Information shown —
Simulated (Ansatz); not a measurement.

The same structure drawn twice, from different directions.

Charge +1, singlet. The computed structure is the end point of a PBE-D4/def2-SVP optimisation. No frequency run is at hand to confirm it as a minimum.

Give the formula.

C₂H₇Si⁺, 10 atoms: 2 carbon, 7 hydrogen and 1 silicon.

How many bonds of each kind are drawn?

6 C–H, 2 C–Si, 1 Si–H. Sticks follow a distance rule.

Work instruction — Repeat all the material above, matching every character.

Written response —
Simulated (Ansatz); not a measurement.

The same structure drawn twice, from different directions.

Charge +1, singlet. The computed structure is the end point of a PBE-D4/def2-SVP optimisation. No frequency run is at hand to confirm it as a minimum.

Give the formula.

C₂H₇Si⁺, 10 atoms: 2 carbon, 7 hydrogen and 1 silicon.

How many bonds of each kind are drawn?

6 C–H, 2 C–Si, 1 Si–H. Sticks follow a distance rule.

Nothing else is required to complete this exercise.